--- DATA ---
-- Opening Marker --
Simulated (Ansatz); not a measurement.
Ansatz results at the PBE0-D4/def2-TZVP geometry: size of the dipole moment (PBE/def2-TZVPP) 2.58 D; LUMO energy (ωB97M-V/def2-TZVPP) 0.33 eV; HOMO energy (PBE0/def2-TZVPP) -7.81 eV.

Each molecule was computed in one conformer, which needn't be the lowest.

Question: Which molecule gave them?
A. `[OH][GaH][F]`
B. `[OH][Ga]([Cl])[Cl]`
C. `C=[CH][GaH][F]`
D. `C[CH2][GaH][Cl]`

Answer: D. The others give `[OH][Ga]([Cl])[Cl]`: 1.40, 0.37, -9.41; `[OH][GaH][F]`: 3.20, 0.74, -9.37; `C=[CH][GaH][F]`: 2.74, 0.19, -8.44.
-- Closing Marker --

--- WORK REQUEST ---
Copy out each line of the material above, word for word, from the first down to the line containing "Ansatz results at". Add nothing.

--- EXERCISE ANSWER ---
Simulated (Ansatz); not a measurement.
Ansatz results at the PBE0-D4/def2-TZVP geometry: size of the dipole moment (PBE/def2-TZVPP) 2.58 D; LUMO energy (ωB97M-V/def2-TZVPP) 0.33 eV; HOMO energy (PBE0/def2-TZVPP) -7.81 eV.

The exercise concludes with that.